## REQUIRED ACTION
Return exactly the listing's lines, from its first line to the line holding "The run: geometry", ends included.

┌──
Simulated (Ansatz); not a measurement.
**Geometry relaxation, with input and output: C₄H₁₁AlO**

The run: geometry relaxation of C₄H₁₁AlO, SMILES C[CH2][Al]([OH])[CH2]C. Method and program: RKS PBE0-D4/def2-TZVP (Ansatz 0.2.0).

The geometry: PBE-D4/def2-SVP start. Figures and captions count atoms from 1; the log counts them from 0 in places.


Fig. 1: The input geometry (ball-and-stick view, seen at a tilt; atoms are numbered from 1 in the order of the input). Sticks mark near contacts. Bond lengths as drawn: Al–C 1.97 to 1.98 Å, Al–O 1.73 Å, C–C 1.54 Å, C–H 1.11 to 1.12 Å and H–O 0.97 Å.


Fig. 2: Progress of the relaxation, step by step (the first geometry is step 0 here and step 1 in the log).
└──

## EXERCISE ANSWER
Simulated (Ansatz); not a measurement.
**Geometry relaxation, with input and output: C₄H₁₁AlO**

The run: geometry relaxation of C₄H₁₁AlO, SMILES C[CH2][Al]([OH])[CH2]C. Method and program: RKS PBE0-D4/def2-TZVP (Ansatz 0.2.0).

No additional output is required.